SUPPLIED RECORDS
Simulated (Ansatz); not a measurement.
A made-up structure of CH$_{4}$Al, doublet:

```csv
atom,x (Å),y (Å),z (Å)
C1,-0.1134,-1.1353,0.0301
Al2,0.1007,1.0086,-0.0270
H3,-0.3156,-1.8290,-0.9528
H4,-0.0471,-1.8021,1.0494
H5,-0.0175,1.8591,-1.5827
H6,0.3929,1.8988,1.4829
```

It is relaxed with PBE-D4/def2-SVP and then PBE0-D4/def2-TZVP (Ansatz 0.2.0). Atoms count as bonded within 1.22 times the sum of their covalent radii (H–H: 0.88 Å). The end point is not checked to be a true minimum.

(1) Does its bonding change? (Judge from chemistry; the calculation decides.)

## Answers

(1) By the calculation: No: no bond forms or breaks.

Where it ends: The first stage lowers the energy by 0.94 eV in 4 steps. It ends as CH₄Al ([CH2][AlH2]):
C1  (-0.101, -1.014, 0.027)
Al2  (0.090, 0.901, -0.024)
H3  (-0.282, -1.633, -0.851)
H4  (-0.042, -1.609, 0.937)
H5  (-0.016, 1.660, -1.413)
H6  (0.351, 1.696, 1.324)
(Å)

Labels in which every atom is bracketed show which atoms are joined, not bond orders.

WORK ITEM
Your answer must consist solely of the lines from the top of the entries above through the line containing "Where it ends: The", copied exactly, both ends included.

WRITTEN RESPONSE
Simulated (Ansatz); not a measurement.
A made-up structure of CH$_{4}$Al, doublet:

```csv
atom,x (Å),y (Å),z (Å)
C1,-0.1134,-1.1353,0.0301
Al2,0.1007,1.0086,-0.0270
H3,-0.3156,-1.8290,-0.9528
H4,-0.0471,-1.8021,1.0494
H5,-0.0175,1.8591,-1.5827
H6,0.3929,1.8988,1.4829
```

It is relaxed with PBE-D4/def2-SVP and then PBE0-D4/def2-TZVP (Ansatz 0.2.0). Atoms count as bonded within 1.22 times the sum of their covalent radii (H–H: 0.88 Å). The end point is not checked to be a true minimum.

(1) Does its bonding change? (Judge from chemistry; the calculation decides.)

## Answers

(1) By the calculation: No: no bond forms or breaks.

Where it ends: The first stage lowers the energy by 0.94 eV in 4 steps. It ends as CH₄Al ([CH2][AlH2]):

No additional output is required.